= Beginning of Section =

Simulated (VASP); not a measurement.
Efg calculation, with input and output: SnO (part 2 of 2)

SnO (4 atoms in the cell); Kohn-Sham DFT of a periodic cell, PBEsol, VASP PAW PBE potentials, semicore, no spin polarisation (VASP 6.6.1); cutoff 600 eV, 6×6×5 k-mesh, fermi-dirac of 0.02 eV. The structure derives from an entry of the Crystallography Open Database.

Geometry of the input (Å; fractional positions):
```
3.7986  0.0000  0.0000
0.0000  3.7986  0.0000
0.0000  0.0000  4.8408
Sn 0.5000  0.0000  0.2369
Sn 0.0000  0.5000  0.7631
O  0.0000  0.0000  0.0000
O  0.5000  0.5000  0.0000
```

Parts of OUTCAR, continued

= End of Section =

* _WORK REQUEST_
Return the entries above unchanged, starting at the first line and stopping after the line with "Efg calculation, with".

* _WRITTEN RESPONSE_
Simulated (VASP); not a measurement.
Efg calculation, with input and output: SnO (part 2 of 2)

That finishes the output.